Required action – If a line contains "8.47 | 8.47 |", it is the last one to write out; begin with the first line of the records and copy each exactly.

Study material –
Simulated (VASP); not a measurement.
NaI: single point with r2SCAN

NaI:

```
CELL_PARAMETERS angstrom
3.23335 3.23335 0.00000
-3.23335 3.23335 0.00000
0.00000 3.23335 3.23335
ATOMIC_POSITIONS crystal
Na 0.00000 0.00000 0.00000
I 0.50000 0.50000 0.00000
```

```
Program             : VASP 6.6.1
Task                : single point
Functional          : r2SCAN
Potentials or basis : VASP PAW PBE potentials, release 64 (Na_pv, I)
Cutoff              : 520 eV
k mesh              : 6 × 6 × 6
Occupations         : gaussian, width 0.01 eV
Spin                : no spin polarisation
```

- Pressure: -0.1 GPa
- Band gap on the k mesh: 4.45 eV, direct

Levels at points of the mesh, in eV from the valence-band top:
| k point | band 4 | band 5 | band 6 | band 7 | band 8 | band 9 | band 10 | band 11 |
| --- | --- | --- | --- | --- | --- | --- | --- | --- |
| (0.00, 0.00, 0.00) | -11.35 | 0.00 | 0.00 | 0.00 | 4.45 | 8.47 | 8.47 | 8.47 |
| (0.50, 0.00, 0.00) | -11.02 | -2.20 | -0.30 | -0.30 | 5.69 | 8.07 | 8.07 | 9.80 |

Exercise result –
Simulated (VASP); not a measurement.
NaI: single point with r2SCAN

NaI:

```
CELL_PARAMETERS angstrom
3.23335 3.23335 0.00000
-3.23335 3.23335 0.00000
0.00000 3.23335 3.23335
ATOMIC_POSITIONS crystal
Na 0.00000 0.00000 0.00000
I 0.50000 0.50000 0.00000
```

```
Program             : VASP 6.6.1
Task                : single point
Functional          : r2SCAN
Potentials or basis : VASP PAW PBE potentials, release 64 (Na_pv, I)
Cutoff              : 520 eV
k mesh              : 6 × 6 × 6
Occupations         : gaussian, width 0.01 eV
Spin                : no spin polarisation
```

- Pressure: -0.1 GPa
- Band gap on the k mesh: 4.45 eV, direct

Levels at points of the mesh, in eV from the valence-band top:
| k point | band 4 | band 5 | band 6 | band 7 | band 8 | band 9 | band 10 | band 11 |
| --- | --- | --- | --- | --- | --- | --- | --- | --- |
| (0.00, 0.00, 0.00) | -11.35 | 0.00 | 0.00 | 0.00 | 4.45 | 8.47 | 8.47 | 8.47 |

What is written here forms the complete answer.